**Assigned task**
Write out again only the lines that run from the start of the entries to the line containing "Peak 5, 3.43", both included.

**Data**
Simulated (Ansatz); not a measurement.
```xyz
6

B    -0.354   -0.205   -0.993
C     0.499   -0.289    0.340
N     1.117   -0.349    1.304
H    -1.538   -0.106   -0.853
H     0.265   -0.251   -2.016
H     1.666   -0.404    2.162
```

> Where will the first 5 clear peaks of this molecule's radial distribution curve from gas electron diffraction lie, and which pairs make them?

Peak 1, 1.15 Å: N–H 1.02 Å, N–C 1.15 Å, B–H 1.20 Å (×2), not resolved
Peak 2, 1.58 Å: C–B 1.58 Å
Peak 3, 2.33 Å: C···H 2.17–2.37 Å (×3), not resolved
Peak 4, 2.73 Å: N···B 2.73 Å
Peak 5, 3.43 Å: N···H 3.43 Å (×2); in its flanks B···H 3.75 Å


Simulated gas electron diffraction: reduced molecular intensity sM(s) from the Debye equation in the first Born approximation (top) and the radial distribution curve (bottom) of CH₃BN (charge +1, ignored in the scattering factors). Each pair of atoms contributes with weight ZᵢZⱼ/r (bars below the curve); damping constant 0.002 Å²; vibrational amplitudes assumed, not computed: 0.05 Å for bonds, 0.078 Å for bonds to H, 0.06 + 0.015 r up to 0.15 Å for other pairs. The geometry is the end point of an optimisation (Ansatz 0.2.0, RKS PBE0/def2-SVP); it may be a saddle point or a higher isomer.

**Expected answer**
Simulated (Ansatz); not a measurement.
```xyz
6

B    -0.354   -0.205   -0.993
C     0.499   -0.289    0.340
N     1.117   -0.349    1.304
H    -1.538   -0.106   -0.853
H     0.265   -0.251   -2.016
H     1.666   -0.404    2.162
```

> Where will the first 5 clear peaks of this molecule's radial distribution curve from gas electron diffraction lie, and which pairs make them?

Peak 1, 1.15 Å: N–H 1.02 Å, N–C 1.15 Å, B–H 1.20 Å (×2), not resolved
Peak 2, 1.58 Å: C–B 1.58 Å
Peak 3, 2.33 Å: C···H 2.17–2.37 Å (×3), not resolved
Peak 4, 2.73 Å: N···B 2.73 Å
Peak 5, 3.43 Å: N···H 3.43 Å (×2); in its flanks B···H 3.75 Å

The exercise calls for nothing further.